◆ **Data listing**
╭──
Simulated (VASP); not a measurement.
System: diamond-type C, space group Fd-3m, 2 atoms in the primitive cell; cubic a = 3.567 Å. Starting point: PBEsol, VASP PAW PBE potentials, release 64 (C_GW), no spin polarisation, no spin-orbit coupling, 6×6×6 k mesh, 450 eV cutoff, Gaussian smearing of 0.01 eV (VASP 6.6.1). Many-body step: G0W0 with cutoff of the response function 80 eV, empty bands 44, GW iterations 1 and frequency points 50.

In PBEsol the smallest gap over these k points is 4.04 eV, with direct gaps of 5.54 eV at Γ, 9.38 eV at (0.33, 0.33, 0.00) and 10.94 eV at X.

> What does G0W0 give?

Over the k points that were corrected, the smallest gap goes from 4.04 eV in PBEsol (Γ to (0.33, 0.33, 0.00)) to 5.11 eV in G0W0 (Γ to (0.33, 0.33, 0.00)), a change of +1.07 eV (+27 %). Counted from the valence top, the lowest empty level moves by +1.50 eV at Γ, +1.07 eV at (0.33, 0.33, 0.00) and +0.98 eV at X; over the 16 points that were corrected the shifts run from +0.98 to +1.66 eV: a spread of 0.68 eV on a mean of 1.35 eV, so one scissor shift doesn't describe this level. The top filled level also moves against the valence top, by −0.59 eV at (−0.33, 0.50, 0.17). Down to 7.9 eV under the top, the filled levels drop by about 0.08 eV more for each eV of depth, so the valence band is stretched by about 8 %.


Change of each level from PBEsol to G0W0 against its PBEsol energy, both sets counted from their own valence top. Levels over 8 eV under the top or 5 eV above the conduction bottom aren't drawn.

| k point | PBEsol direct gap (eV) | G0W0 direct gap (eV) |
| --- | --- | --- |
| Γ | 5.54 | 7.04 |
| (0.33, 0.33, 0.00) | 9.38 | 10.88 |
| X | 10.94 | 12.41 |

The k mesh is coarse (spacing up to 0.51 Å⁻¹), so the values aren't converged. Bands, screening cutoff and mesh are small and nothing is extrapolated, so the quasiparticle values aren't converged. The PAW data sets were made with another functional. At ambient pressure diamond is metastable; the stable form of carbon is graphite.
╰──

◆ **Action item**
Copy the records above exactly, from the first line through the line containing "10.94 | 12.41 |", and include nothing else.

◆ **Answer box**
Simulated (VASP); not a measurement.
System: diamond-type C, space group Fd-3m, 2 atoms in the primitive cell; cubic a = 3.567 Å. Starting point: PBEsol, VASP PAW PBE potentials, release 64 (C_GW), no spin polarisation, no spin-orbit coupling, 6×6×6 k mesh, 450 eV cutoff, Gaussian smearing of 0.01 eV (VASP 6.6.1). Many-body step: G0W0 with cutoff of the response function 80 eV, empty bands 44, GW iterations 1 and frequency points 50.

In PBEsol the smallest gap over these k points is 4.04 eV, with direct gaps of 5.54 eV at Γ, 9.38 eV at (0.33, 0.33, 0.00) and 10.94 eV at X.

> What does G0W0 give?

Over the k points that were corrected, the smallest gap goes from 4.04 eV in PBEsol (Γ to (0.33, 0.33, 0.00)) to 5.11 eV in G0W0 (Γ to (0.33, 0.33, 0.00)), a change of +1.07 eV (+27 %). Counted from the valence top, the lowest empty level moves by +1.50 eV at Γ, +1.07 eV at (0.33, 0.33, 0.00) and +0.98 eV at X; over the 16 points that were corrected the shifts run from +0.98 to +1.66 eV: a spread of 0.68 eV on a mean of 1.35 eV, so one scissor shift doesn't describe this level. The top filled level also moves against the valence top, by −0.59 eV at (−0.33, 0.50, 0.17). Down to 7.9 eV under the top, the filled levels drop by about 0.08 eV more for each eV of depth, so the valence band is stretched by about 8 %.


Change of each level from PBEsol to G0W0 against its PBEsol energy, both sets counted from their own valence top. Levels over 8 eV under the top or 5 eV above the conduction bottom aren't drawn.

| k point | PBEsol direct gap (eV) | G0W0 direct gap (eV) |
| --- | --- | --- |
| Γ | 5.54 | 7.04 |
| (0.33, 0.33, 0.00) | 9.38 | 10.88 |
| X | 10.94 | 12.41 |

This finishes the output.